§ Required action: A complete and exact copy of the entries below is the expected result.

§ Material shown:
__________________________________________________
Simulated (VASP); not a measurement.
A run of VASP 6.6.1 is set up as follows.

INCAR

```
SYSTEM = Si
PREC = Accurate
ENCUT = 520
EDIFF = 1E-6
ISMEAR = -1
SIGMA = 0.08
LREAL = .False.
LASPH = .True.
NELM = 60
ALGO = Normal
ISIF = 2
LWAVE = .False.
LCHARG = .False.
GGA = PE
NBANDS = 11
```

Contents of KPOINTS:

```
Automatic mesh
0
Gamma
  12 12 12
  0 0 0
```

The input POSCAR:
__________________________________________________

§ Task solution:
Simulated (VASP); not a measurement.
A run of VASP 6.6.1 is set up as follows.

INCAR

```
SYSTEM = Si
PREC = Accurate
ENCUT = 520
EDIFF = 1E-6
ISMEAR = -1
SIGMA = 0.08
LREAL = .False.
LASPH = .True.
NELM = 60
ALGO = Normal
ISIF = 2
LWAVE = .False.
LCHARG = .False.
GGA = PE
NBANDS = 11
```

Contents of KPOINTS:

```
Automatic mesh
0
Gamma
  12 12 12
  0 0 0
```

The input POSCAR:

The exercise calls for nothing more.